In the entries below, find the line with "Its results: pressure 30.3 GPa." and the line with "Pressure 24.7 GPa.". Print those two and everything between them exactly, and nothing else.

______________________________

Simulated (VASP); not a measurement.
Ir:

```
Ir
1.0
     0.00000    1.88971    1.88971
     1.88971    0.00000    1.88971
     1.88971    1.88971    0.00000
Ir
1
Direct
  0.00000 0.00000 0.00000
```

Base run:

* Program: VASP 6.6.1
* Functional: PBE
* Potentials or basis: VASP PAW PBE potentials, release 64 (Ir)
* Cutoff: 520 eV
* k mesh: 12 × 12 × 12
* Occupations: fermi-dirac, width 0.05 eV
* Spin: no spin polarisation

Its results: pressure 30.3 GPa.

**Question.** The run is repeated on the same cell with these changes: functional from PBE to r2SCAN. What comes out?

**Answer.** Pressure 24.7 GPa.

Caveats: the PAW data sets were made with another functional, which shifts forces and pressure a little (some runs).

______________________________

§ ANSWER AREA:
Its results: pressure 30.3 GPa.

**Question.** The run is repeated on the same cell with these changes: functional from PBE to r2SCAN. What comes out?

**Answer.** Pressure 24.7 GPa.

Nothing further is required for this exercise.